*Work instruction*
The output is the lines below from the one with "Fill in the values left out." through the one with "A k mesh can", both included, printed exactly and with no other line.

*Data provided*
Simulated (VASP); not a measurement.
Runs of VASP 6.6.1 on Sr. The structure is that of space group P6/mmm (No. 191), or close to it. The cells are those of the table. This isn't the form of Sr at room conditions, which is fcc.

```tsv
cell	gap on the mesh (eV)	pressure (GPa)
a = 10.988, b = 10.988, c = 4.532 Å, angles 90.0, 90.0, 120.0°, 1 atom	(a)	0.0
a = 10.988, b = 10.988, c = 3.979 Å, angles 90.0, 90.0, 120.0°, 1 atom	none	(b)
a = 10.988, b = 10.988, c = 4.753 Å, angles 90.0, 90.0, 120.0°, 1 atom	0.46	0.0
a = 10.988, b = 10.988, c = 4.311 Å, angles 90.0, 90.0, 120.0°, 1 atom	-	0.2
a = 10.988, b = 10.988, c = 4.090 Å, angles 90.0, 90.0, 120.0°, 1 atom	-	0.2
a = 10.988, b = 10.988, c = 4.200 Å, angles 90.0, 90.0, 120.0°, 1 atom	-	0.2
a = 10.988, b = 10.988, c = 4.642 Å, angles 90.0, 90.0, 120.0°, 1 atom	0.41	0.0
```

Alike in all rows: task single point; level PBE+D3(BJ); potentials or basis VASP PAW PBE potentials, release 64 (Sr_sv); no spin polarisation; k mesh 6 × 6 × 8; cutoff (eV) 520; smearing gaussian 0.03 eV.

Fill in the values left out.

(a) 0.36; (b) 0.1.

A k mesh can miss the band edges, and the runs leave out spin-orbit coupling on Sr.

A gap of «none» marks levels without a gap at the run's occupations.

*Response box*
Fill in the values left out.

(a) 0.36; (b) 0.1.

A k mesh can miss the band edges, and the runs leave out spin-orbit coupling on Sr.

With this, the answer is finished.